───
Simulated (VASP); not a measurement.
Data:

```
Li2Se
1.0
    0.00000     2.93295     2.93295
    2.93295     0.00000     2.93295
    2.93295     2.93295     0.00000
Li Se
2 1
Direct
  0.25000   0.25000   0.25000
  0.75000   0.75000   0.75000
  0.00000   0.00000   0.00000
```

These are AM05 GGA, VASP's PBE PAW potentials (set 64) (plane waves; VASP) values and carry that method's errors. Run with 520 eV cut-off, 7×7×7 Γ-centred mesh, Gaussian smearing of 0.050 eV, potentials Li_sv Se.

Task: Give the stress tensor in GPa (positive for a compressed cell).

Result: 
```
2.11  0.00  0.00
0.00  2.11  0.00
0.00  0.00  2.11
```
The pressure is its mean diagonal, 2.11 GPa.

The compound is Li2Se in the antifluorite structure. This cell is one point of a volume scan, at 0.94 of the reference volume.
───

_Assignment_
A verbatim transcription is needed of the lines above, starting at the line with "These are AM05" and ending at the line with "The pressure is its mean diagonal, 2.11 GPa.", both included, and of nothing else.

_Expected answer_
These are AM05 GGA, VASP's PBE PAW potentials (set 64) (plane waves; VASP) values and carry that method's errors. Run with 520 eV cut-off, 7×7×7 Γ-centred mesh, Gaussian smearing of 0.050 eV, potentials Li_sv Se.

Task: Give the stress tensor in GPa (positive for a compressed cell).

Result: 
```
2.11  0.00  0.00
0.00  2.11  0.00
0.00  0.00  2.11
```
The pressure is its mean diagonal, 2.11 GPa.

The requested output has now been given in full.